[Opening Stored data section]

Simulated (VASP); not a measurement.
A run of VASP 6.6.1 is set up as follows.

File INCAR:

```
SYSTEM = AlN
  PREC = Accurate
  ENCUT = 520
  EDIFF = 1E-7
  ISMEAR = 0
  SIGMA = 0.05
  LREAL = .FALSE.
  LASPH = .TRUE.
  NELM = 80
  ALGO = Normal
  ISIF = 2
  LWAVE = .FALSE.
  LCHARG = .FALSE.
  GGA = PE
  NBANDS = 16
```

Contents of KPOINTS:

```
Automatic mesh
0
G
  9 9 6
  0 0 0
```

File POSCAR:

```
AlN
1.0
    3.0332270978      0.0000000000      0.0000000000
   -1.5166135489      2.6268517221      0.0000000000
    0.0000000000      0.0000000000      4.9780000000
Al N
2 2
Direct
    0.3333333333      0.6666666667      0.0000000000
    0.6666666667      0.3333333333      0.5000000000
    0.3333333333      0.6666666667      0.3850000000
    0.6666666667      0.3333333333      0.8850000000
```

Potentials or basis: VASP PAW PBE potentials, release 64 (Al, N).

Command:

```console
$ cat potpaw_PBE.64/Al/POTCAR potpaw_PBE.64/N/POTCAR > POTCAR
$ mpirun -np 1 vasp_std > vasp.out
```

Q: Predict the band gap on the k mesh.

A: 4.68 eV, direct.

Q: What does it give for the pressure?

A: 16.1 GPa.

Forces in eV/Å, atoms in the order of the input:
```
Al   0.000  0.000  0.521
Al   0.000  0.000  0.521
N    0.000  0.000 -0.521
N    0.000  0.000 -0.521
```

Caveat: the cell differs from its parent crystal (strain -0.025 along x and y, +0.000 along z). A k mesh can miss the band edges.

[Closing Stored data section]

→ Assignment: Set down the records again, exactly.

→ Exercise response:
Simulated (VASP); not a measurement.
A run of VASP 6.6.1 is set up as follows.

File INCAR:

```
SYSTEM = AlN
  PREC = Accurate
  ENCUT = 520
  EDIFF = 1E-7
  ISMEAR = 0
  SIGMA = 0.05
  LREAL = .FALSE.
  LASPH = .TRUE.
  NELM = 80
  ALGO = Normal
  ISIF = 2
  LWAVE = .FALSE.
  LCHARG = .FALSE.
  GGA = PE
  NBANDS = 16
```

Contents of KPOINTS:

```
Automatic mesh
0
G
  9 9 6
  0 0 0
```

File POSCAR:

```
AlN
1.0
    3.0332270978      0.0000000000      0.0000000000
   -1.5166135489      2.6268517221      0.0000000000
    0.0000000000      0.0000000000      4.9780000000
Al N
2 2
Direct
    0.3333333333      0.6666666667      0.0000000000
    0.6666666667      0.3333333333      0.5000000000
    0.3333333333      0.6666666667      0.3850000000
    0.6666666667      0.3333333333      0.8850000000
```

Potentials or basis: VASP PAW PBE potentials, release 64 (Al, N).

Command:

```console
$ cat potpaw_PBE.64/Al/POTCAR potpaw_PBE.64/N/POTCAR > POTCAR
$ mpirun -np 1 vasp_std > vasp.out
```

Q: Predict the band gap on the k mesh.

A: 4.68 eV, direct.

Q: What does it give for the pressure?

A: 16.1 GPa.

Forces in eV/Å, atoms in the order of the input:
```
Al   0.000  0.000  0.521
Al   0.000  0.000  0.521
N    0.000  0.000 -0.521
N    0.000  0.000 -0.521
```

Caveat: the cell differs from its parent crystal (strain -0.025 along x and y, +0.000 along z). A k mesh can miss the band edges.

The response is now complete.